Assignment -> Each entry in the block below needs to be copied out exactly.

Extracted records ->
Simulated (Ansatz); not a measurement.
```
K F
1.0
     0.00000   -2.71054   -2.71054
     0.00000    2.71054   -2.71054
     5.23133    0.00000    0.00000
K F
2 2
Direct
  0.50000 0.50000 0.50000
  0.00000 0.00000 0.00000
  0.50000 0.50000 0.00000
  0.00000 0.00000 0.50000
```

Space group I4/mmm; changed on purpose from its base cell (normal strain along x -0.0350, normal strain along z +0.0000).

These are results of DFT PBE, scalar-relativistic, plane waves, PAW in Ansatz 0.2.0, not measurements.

Response area ->
Simulated (Ansatz); not a measurement.
```
K F
1.0
     0.00000   -2.71054   -2.71054
     0.00000    2.71054   -2.71054
     5.23133    0.00000    0.00000
K F
2 2
Direct
  0.50000 0.50000 0.50000
  0.00000 0.00000 0.00000
  0.50000 0.50000 0.00000
  0.00000 0.00000 0.50000
```

Space group I4/mmm; changed on purpose from its base cell (normal strain along x -0.0350, normal strain along z +0.0000).

These are results of DFT PBE, scalar-relativistic, plane waves, PAW in Ansatz 0.2.0, not measurements.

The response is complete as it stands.